■ ACTION ITEM ■
Please output the section of the listing below that opens with the line containing "(Å) | y (Å) | z (Å) |" and closes with the line containing "0.354 | -0.818 |", exactly and with nothing else.

■ SUPPLIED INFORMATION ■
▼
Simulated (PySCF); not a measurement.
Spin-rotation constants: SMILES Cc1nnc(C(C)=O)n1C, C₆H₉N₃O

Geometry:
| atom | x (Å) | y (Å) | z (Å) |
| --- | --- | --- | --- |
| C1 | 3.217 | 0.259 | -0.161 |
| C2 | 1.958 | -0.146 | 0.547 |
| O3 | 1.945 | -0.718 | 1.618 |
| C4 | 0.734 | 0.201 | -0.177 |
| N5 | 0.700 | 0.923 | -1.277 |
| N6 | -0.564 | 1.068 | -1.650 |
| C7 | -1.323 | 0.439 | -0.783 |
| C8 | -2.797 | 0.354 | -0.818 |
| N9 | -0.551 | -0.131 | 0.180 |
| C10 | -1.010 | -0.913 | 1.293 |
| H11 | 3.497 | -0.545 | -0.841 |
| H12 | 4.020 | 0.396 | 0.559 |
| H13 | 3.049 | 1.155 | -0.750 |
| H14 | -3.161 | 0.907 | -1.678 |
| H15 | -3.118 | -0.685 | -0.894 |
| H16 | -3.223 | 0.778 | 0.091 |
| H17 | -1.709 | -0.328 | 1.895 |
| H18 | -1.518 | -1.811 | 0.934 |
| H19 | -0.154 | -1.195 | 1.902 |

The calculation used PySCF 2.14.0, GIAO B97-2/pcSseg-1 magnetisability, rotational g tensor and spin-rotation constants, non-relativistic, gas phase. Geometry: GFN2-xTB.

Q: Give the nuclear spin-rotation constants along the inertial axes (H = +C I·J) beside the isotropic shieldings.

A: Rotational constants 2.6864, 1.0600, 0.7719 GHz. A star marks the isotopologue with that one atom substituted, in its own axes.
▲

■ RESPONSE AREA ■
| atom | x (Å) | y (Å) | z (Å) |
| --- | --- | --- | --- |
| C1 | 3.217 | 0.259 | -0.161 |
| C2 | 1.958 | -0.146 | 0.547 |
| O3 | 1.945 | -0.718 | 1.618 |
| C4 | 0.734 | 0.201 | -0.177 |
| N5 | 0.700 | 0.923 | -1.277 |
| N6 | -0.564 | 1.068 | -1.650 |
| C7 | -1.323 | 0.439 | -0.783 |
| C8 | -2.797 | 0.354 | -0.818 |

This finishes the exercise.